> WORK REQUEST:
Look through the records below for the line with "1.599 | 2.518 |" and the line with "With ωB97M-D3(BJ)/def2-TZVP energies", then return those lines and all lines between, exactly.

> DATASET:
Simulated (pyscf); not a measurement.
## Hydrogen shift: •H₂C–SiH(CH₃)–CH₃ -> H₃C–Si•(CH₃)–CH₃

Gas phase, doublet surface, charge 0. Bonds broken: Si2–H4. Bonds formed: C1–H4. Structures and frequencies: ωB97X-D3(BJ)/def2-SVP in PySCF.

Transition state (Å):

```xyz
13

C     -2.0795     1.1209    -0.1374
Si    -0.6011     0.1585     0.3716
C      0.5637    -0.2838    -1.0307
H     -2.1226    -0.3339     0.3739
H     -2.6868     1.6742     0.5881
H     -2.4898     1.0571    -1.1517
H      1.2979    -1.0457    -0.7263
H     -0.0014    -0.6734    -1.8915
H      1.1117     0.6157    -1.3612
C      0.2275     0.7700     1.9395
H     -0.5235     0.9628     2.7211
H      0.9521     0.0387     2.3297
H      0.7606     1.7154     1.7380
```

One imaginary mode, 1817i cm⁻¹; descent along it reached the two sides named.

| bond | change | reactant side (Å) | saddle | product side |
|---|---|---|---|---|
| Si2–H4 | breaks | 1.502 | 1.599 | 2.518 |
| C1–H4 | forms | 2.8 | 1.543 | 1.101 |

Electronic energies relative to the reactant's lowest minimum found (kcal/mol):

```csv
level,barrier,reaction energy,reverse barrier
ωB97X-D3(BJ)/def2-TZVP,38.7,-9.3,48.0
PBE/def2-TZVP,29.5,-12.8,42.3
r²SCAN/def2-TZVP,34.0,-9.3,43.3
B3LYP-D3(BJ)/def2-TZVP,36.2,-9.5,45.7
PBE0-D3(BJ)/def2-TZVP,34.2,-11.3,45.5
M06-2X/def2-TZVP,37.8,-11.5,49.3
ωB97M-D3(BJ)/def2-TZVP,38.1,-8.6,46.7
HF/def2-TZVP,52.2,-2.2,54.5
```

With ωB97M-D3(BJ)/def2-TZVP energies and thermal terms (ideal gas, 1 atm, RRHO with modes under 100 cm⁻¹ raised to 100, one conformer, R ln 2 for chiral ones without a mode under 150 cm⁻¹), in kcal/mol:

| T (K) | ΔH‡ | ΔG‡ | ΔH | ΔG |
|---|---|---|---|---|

> WORKED SOLUTION:
| Si2–H4 | breaks | 1.502 | 1.599 | 2.518 |
| C1–H4 | forms | 2.8 | 1.543 | 1.101 |

Electronic energies relative to the reactant's lowest minimum found (kcal/mol):

```csv
level,barrier,reaction energy,reverse barrier
ωB97X-D3(BJ)/def2-TZVP,38.7,-9.3,48.0
PBE/def2-TZVP,29.5,-12.8,42.3
r²SCAN/def2-TZVP,34.0,-9.3,43.3
B3LYP-D3(BJ)/def2-TZVP,36.2,-9.5,45.7
PBE0-D3(BJ)/def2-TZVP,34.2,-11.3,45.5
M06-2X/def2-TZVP,37.8,-11.5,49.3
ωB97M-D3(BJ)/def2-TZVP,38.1,-8.6,46.7
HF/def2-TZVP,52.2,-2.2,54.5
```

With ωB97M-D3(BJ)/def2-TZVP energies and thermal terms (ideal gas, 1 atm, RRHO with modes under 100 cm⁻¹ raised to 100, one conformer, R ln 2 for chiral ones without a mode under 150 cm⁻¹), in kcal/mol:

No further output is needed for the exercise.